» **Exercise**
Needed from the data below: every line from the one with "Bi, 2 atoms" up to and including the one with "Potentials or basis: VASP", repeated exactly and with nothing else.

» **Data for analysis**
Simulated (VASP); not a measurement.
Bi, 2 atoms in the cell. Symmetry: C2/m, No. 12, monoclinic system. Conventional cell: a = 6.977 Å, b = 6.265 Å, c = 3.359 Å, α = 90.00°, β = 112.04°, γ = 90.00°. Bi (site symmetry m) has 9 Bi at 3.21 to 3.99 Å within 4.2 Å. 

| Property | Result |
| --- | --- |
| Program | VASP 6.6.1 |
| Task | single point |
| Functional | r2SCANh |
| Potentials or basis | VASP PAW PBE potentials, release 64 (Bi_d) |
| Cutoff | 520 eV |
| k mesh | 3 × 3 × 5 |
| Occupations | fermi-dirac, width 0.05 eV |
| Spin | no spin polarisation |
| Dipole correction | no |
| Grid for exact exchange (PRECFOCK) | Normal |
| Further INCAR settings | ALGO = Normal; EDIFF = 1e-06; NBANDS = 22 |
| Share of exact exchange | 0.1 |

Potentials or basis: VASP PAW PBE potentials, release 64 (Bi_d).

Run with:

» **Answer area**
Bi, 2 atoms in the cell. Symmetry: C2/m, No. 12, monoclinic system. Conventional cell: a = 6.977 Å, b = 6.265 Å, c = 3.359 Å, α = 90.00°, β = 112.04°, γ = 90.00°. Bi (site symmetry m) has 9 Bi at 3.21 to 3.99 Å within 4.2 Å. 

| Property | Result |
| --- | --- |
| Program | VASP 6.6.1 |
| Task | single point |
| Functional | r2SCANh |
| Potentials or basis | VASP PAW PBE potentials, release 64 (Bi_d) |
| Cutoff | 520 eV |
| k mesh | 3 × 3 × 5 |
| Occupations | fermi-dirac, width 0.05 eV |
| Spin | no spin polarisation |
| Dipole correction | no |
| Grid for exact exchange (PRECFOCK) | Normal |
| Further INCAR settings | ALGO = Normal; EDIFF = 1e-06; NBANDS = 22 |
| Share of exact exchange | 0.1 |

Potentials or basis: VASP PAW PBE potentials, release 64 (Bi_d).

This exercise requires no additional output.